» **Input data**
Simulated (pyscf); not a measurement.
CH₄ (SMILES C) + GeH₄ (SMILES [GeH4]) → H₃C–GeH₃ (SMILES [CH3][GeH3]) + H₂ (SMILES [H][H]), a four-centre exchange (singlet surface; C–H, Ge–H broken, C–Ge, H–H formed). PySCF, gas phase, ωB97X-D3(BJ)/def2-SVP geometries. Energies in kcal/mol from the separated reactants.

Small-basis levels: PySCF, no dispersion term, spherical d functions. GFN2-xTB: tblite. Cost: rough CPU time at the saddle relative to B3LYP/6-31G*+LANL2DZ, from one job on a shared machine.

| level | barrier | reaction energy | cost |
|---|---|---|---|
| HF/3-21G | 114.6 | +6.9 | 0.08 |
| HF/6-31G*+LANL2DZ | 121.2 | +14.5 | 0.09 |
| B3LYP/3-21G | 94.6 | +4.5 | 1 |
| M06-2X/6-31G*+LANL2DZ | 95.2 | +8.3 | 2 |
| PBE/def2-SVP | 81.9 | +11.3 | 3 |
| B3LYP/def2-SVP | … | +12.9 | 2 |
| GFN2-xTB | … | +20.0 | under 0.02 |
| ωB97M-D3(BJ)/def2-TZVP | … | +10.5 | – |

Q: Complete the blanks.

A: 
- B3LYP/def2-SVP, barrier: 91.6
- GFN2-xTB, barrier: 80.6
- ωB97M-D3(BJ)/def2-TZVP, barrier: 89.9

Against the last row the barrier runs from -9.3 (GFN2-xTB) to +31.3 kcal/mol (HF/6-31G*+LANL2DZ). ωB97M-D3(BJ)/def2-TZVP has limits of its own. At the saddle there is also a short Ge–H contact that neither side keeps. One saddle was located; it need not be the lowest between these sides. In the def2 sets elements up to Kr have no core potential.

» **Assignment**
Your answer should consist solely of the lines above from the line with "95.2 | +8.3 | 2 |" to the line with "- ωB97M-D3(BJ)/def2-TZVP, barrier: 89.9", both included, reproduced exactly.

» **Problem solution**
| M06-2X/6-31G*+LANL2DZ | 95.2 | +8.3 | 2 |
| PBE/def2-SVP | 81.9 | +11.3 | 3 |
| B3LYP/def2-SVP | … | +12.9 | 2 |
| GFN2-xTB | … | +20.0 | under 0.02 |
| ωB97M-D3(BJ)/def2-TZVP | … | +10.5 | – |

Q: Complete the blanks.

A: 
- B3LYP/def2-SVP, barrier: 91.6
- GFN2-xTB, barrier: 80.6
- ωB97M-D3(BJ)/def2-TZVP, barrier: 89.9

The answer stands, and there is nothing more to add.